▸ ACTION ITEM
A word-for-word copy of the records below is required.

▸ INPUT DATA
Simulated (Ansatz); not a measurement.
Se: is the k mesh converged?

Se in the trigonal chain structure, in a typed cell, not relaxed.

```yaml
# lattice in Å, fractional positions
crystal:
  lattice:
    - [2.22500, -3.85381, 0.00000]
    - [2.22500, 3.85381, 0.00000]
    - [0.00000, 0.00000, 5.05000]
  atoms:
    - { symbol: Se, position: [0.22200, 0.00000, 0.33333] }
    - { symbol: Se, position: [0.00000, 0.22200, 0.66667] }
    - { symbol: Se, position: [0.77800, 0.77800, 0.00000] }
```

▸ PROBLEM SOLUTION
Simulated (Ansatz); not a measurement.
Se: is the k mesh converged?

Se in the trigonal chain structure, in a typed cell, not relaxed.

```yaml
# lattice in Å, fractional positions
crystal:
  lattice:
    - [2.22500, -3.85381, 0.00000]
    - [2.22500, 3.85381, 0.00000]
    - [0.00000, 0.00000, 5.05000]
  atoms:
    - { symbol: Se, position: [0.22200, 0.00000, 0.33333] }
    - { symbol: Se, position: [0.00000, 0.22200, 0.66667] }
    - { symbol: Se, position: [0.77800, 0.77800, 0.00000] }
```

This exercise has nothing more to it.